* Work request: Give every entry again, exactly.

● ● ● ●
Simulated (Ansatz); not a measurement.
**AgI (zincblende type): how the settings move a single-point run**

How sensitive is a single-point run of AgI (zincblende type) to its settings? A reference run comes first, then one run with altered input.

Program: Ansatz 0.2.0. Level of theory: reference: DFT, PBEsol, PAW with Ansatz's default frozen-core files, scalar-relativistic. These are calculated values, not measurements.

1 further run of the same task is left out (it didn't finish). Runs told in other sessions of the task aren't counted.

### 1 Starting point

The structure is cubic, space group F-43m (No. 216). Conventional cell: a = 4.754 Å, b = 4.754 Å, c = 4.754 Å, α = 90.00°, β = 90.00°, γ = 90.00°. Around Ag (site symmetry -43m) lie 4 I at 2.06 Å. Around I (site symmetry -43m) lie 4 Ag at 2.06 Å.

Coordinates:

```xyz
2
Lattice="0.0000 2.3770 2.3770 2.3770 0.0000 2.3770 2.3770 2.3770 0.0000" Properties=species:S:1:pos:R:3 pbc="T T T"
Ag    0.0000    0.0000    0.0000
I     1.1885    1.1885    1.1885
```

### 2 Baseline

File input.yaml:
● ● ● ●

* Response box:
Simulated (Ansatz); not a measurement.
**AgI (zincblende type): how the settings move a single-point run**

How sensitive is a single-point run of AgI (zincblende type) to its settings? A reference run comes first, then one run with altered input.

Program: Ansatz 0.2.0. Level of theory: reference: DFT, PBEsol, PAW with Ansatz's default frozen-core files, scalar-relativistic. These are calculated values, not measurements.

1 further run of the same task is left out (it didn't finish). Runs told in other sessions of the task aren't counted.

### 1 Starting point

The structure is cubic, space group F-43m (No. 216). Conventional cell: a = 4.754 Å, b = 4.754 Å, c = 4.754 Å, α = 90.00°, β = 90.00°, γ = 90.00°. Around Ag (site symmetry -43m) lie 4 I at 2.06 Å. Around I (site symmetry -43m) lie 4 Ag at 2.06 Å.

Coordinates:

```xyz
2
Lattice="0.0000 2.3770 2.3770 2.3770 0.0000 2.3770 2.3770 2.3770 0.0000" Properties=species:S:1:pos:R:3 pbc="T T T"
Ag    0.0000    0.0000    0.0000
I     1.1885    1.1885    1.1885
```

### 2 Baseline

File input.yaml:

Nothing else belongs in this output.